REQUIRED ACTION - Stop at the line containing "## 1. The structure": every line of the listing from the first up to that one must be set down exactly.

DATASET -
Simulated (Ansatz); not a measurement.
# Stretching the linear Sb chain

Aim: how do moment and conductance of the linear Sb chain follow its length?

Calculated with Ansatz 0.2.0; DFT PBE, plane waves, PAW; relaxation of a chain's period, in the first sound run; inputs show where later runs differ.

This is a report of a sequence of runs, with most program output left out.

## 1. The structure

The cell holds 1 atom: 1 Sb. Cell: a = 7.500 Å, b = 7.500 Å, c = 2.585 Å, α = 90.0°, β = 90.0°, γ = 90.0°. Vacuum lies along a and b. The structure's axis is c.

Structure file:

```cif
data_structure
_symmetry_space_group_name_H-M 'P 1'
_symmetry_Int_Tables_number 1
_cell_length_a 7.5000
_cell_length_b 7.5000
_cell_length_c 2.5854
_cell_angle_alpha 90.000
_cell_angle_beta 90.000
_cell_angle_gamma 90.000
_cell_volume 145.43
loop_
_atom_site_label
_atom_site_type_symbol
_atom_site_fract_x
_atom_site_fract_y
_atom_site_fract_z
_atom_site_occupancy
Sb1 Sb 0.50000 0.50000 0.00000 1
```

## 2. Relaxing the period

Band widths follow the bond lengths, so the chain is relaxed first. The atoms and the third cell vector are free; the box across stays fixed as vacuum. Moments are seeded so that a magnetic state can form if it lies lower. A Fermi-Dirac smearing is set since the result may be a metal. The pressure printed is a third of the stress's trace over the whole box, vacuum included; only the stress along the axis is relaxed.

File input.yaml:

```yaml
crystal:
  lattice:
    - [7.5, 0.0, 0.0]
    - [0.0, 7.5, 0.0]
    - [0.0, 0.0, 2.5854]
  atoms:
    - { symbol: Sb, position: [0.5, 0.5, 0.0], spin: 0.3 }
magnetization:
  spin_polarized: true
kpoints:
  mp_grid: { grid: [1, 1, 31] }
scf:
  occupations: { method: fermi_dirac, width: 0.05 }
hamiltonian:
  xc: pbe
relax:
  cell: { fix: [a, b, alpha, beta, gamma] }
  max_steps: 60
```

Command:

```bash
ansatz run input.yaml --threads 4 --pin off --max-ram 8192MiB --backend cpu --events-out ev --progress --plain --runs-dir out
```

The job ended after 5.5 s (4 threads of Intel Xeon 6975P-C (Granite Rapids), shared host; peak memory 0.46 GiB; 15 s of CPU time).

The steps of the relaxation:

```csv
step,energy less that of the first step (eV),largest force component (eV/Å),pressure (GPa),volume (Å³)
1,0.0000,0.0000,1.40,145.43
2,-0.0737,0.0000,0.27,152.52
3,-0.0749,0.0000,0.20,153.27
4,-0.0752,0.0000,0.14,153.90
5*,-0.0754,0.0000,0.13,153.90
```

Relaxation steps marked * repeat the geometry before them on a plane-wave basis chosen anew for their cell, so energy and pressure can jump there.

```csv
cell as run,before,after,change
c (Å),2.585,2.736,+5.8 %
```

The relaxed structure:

WRITTEN ANSWER -
Simulated (Ansatz); not a measurement.
# Stretching the linear Sb chain

Aim: how do moment and conductance of the linear Sb chain follow its length?

Calculated with Ansatz 0.2.0; DFT PBE, plane waves, PAW; relaxation of a chain's period, in the first sound run; inputs show where later runs differ.

This is a report of a sequence of runs, with most program output left out.

## 1. The structure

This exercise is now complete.